▶ _ASSIGNED TASK_
Each entry needs to appear again, retyped exactly as it is below.

..........
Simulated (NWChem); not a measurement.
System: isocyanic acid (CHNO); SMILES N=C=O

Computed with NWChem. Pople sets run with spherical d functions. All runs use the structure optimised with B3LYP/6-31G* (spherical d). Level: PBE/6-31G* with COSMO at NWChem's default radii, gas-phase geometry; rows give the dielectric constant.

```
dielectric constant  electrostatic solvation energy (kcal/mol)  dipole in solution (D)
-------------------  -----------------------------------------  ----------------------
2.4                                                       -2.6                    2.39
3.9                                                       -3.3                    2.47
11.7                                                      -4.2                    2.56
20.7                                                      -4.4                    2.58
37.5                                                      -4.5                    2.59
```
..........

▶ _WRITTEN RESPONSE_
Simulated (NWChem); not a measurement.
System: isocyanic acid (CHNO); SMILES N=C=O

Computed with NWChem. Pople sets run with spherical d functions. All runs use the structure optimised with B3LYP/6-31G* (spherical d). Level: PBE/6-31G* with COSMO at NWChem's default radii, gas-phase geometry; rows give the dielectric constant.

```
dielectric constant  electrostatic solvation energy (kcal/mol)  dipole in solution (D)
-------------------  -----------------------------------------  ----------------------
2.4                                                       -2.6                    2.39
3.9                                                       -3.3                    2.47
11.7                                                      -4.2                    2.56
20.7                                                      -4.4                    2.58
37.5                                                      -4.5                    2.59
```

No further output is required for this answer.